#### Material supplied:
•••
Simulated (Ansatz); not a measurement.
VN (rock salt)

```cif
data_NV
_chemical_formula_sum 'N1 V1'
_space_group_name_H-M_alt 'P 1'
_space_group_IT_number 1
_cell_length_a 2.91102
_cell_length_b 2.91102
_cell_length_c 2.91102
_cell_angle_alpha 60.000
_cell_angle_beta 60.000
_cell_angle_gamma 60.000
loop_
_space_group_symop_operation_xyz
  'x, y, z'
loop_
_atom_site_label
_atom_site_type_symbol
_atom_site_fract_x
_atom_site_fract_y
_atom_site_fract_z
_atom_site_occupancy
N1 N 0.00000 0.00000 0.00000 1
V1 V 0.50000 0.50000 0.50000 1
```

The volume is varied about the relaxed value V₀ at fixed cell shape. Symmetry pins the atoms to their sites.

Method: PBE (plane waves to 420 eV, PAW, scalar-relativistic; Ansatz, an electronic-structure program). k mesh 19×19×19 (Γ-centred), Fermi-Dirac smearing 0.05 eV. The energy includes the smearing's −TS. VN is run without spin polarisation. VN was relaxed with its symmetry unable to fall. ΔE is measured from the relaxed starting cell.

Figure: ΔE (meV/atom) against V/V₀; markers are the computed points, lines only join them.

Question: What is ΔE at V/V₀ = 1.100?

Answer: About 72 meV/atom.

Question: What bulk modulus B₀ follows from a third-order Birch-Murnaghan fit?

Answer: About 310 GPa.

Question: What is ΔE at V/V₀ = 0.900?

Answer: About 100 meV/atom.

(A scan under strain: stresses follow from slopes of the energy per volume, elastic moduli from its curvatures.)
•••

Beginning with the very first line of the material above, give each line again exactly, ending with the line that contains "Figure: ΔE (meV/atom)".

Simulated (Ansatz); not a measurement.
VN (rock salt)

```cif
data_NV
_chemical_formula_sum 'N1 V1'
_space_group_name_H-M_alt 'P 1'
_space_group_IT_number 1
_cell_length_a 2.91102
_cell_length_b 2.91102
_cell_length_c 2.91102
_cell_angle_alpha 60.000
_cell_angle_beta 60.000
_cell_angle_gamma 60.000
loop_
_space_group_symop_operation_xyz
  'x, y, z'
loop_
_atom_site_label
_atom_site_type_symbol
_atom_site_fract_x
_atom_site_fract_y
_atom_site_fract_z
_atom_site_occupancy
N1 N 0.00000 0.00000 0.00000 1
V1 V 0.50000 0.50000 0.50000 1
```

The volume is varied about the relaxed value V₀ at fixed cell shape. Symmetry pins the atoms to their sites.

Method: PBE (plane waves to 420 eV, PAW, scalar-relativistic; Ansatz, an electronic-structure program). k mesh 19×19×19 (Γ-centred), Fermi-Dirac smearing 0.05 eV. The energy includes the smearing's −TS. VN is run without spin polarisation. VN was relaxed with its symmetry unable to fall. ΔE is measured from the relaxed starting cell.

Figure: ΔE (meV/atom) against V/V₀; markers are the computed points, lines only join them.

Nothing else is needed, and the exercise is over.